# # # # # # #

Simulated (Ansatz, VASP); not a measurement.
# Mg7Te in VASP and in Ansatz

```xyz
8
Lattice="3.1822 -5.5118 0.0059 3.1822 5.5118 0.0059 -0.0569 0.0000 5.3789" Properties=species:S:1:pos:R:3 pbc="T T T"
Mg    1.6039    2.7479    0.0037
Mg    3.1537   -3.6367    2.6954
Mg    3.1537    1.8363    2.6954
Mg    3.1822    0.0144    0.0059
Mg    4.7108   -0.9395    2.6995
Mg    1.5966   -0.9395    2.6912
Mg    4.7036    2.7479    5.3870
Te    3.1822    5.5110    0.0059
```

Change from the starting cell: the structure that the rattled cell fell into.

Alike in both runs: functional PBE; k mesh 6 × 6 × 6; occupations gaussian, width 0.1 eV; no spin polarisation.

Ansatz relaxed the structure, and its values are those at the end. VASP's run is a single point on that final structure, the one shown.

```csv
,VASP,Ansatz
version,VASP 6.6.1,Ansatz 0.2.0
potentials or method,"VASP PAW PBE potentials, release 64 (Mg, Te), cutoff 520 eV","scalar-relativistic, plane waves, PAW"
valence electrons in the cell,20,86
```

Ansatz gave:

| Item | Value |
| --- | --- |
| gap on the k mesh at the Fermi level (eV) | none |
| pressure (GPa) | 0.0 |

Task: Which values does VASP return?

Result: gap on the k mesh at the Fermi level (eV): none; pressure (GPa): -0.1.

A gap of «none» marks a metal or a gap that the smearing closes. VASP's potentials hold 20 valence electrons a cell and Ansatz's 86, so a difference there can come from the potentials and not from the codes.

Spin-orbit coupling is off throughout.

# # # # # # #

### Action item
All lines above from the one holding "Ansatz relaxed the" to the one holding "from the codes.", inclusive, are to be copied exactly; no other line is wanted.

### Answer box
Ansatz relaxed the structure, and its values are those at the end. VASP's run is a single point on that final structure, the one shown.

```csv
,VASP,Ansatz
version,VASP 6.6.1,Ansatz 0.2.0
potentials or method,"VASP PAW PBE potentials, release 64 (Mg, Te), cutoff 520 eV","scalar-relativistic, plane waves, PAW"
valence electrons in the cell,20,86
```

Ansatz gave:

| Item | Value |
| --- | --- |
| gap on the k mesh at the Fermi level (eV) | none |
| pressure (GPa) | 0.0 |

Task: Which values does VASP return?

Result: gap on the k mesh at the Fermi level (eV): none; pressure (GPa): -0.1.

A gap of «none» marks a metal or a gap that the smearing closes. VASP's potentials hold 20 valence electrons a cell and Ansatz's 86, so a difference there can come from the potentials and not from the codes.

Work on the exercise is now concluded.